★ ★ ★
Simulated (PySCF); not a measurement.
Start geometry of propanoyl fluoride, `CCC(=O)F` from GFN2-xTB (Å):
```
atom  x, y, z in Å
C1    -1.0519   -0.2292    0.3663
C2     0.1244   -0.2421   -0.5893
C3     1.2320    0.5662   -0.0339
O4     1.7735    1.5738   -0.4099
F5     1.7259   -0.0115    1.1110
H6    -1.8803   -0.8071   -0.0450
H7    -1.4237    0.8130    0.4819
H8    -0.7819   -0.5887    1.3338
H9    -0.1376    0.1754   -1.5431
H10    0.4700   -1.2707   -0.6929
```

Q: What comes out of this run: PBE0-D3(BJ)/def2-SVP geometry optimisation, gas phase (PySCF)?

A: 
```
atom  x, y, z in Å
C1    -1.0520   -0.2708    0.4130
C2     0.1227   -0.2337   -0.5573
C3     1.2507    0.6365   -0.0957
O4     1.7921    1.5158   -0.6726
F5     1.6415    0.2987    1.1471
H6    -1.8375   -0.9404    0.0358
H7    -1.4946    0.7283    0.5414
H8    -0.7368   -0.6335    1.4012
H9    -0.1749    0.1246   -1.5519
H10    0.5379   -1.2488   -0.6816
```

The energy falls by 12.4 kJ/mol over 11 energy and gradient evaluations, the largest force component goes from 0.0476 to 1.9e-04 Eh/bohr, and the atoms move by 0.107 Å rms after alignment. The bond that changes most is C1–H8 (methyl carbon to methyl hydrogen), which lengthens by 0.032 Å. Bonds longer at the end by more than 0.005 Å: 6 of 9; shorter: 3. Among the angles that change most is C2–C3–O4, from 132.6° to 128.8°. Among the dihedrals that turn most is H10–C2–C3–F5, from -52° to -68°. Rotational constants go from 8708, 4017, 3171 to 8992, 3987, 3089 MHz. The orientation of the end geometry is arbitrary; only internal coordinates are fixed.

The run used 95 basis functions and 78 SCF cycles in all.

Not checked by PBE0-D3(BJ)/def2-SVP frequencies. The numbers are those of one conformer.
★ ★ ★

§ **Work order**
Given the records above, reproduce precisely and only the lines between the line holding "Start geometry of" and the line holding "The run used", inclusive.

§ **Task solution**
Start geometry of propanoyl fluoride, `CCC(=O)F` from GFN2-xTB (Å):
```
atom  x, y, z in Å
C1    -1.0519   -0.2292    0.3663
C2     0.1244   -0.2421   -0.5893
C3     1.2320    0.5662   -0.0339
O4     1.7735    1.5738   -0.4099
F5     1.7259   -0.0115    1.1110
H6    -1.8803   -0.8071   -0.0450
H7    -1.4237    0.8130    0.4819
H8    -0.7819   -0.5887    1.3338
H9    -0.1376    0.1754   -1.5431
H10    0.4700   -1.2707   -0.6929
```

Q: What comes out of this run: PBE0-D3(BJ)/def2-SVP geometry optimisation, gas phase (PySCF)?

A: 
```
atom  x, y, z in Å
C1    -1.0520   -0.2708    0.4130
C2     0.1227   -0.2337   -0.5573
C3     1.2507    0.6365   -0.0957
O4     1.7921    1.5158   -0.6726
F5     1.6415    0.2987    1.1471
H6    -1.8375   -0.9404    0.0358
H7    -1.4946    0.7283    0.5414
H8    -0.7368   -0.6335    1.4012
H9    -0.1749    0.1246   -1.5519
H10    0.5379   -1.2488   -0.6816
```

The energy falls by 12.4 kJ/mol over 11 energy and gradient evaluations, the largest force component goes from 0.0476 to 1.9e-04 Eh/bohr, and the atoms move by 0.107 Å rms after alignment. The bond that changes most is C1–H8 (methyl carbon to methyl hydrogen), which lengthens by 0.032 Å. Bonds longer at the end by more than 0.005 Å: 6 of 9; shorter: 3. Among the angles that change most is C2–C3–O4, from 132.6° to 128.8°. Among the dihedrals that turn most is H10–C2–C3–F5, from -52° to -68°. Rotational constants go from 8708, 4017, 3171 to 8992, 3987, 3089 MHz. The orientation of the end geometry is arbitrary; only internal coordinates are fixed.

The run used 95 basis functions and 78 SCF cycles in all.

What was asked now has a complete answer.